Work request: Copy the records below word for word. Stop after the line that contains "Caveats: the PAW".

· · ·

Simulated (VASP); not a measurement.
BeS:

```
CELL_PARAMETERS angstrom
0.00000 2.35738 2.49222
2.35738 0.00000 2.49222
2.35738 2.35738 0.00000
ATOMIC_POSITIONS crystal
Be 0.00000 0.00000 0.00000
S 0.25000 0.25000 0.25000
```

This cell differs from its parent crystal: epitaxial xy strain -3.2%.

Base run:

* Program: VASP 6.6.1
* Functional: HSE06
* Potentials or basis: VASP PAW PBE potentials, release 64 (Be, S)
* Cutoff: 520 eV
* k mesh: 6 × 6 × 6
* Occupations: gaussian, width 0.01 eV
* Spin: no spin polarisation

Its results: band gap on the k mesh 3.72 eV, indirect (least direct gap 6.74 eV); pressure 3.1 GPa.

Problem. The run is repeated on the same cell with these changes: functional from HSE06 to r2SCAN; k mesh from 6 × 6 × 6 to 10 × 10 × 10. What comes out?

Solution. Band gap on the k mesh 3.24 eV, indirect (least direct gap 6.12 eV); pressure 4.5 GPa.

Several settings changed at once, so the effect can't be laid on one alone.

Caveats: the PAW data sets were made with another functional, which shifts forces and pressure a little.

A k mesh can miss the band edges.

· · ·

Task answer:
Simulated (VASP); not a measurement.
BeS:

```
CELL_PARAMETERS angstrom
0.00000 2.35738 2.49222
2.35738 0.00000 2.49222
2.35738 2.35738 0.00000
ATOMIC_POSITIONS crystal
Be 0.00000 0.00000 0.00000
S 0.25000 0.25000 0.25000
```

This cell differs from its parent crystal: epitaxial xy strain -3.2%.

Base run:

* Program: VASP 6.6.1
* Functional: HSE06
* Potentials or basis: VASP PAW PBE potentials, release 64 (Be, S)
* Cutoff: 520 eV
* k mesh: 6 × 6 × 6
* Occupations: gaussian, width 0.01 eV
* Spin: no spin polarisation

Its results: band gap on the k mesh 3.72 eV, indirect (least direct gap 6.74 eV); pressure 3.1 GPa.

Problem. The run is repeated on the same cell with these changes: functional from HSE06 to r2SCAN; k mesh from 6 × 6 × 6 to 10 × 10 × 10. What comes out?

Solution. Band gap on the k mesh 3.24 eV, indirect (least direct gap 6.12 eV); pressure 4.5 GPa.

Several settings changed at once, so the effect can't be laid on one alone.

Caveats: the PAW data sets were made with another functional, which shifts forces and pressure a little.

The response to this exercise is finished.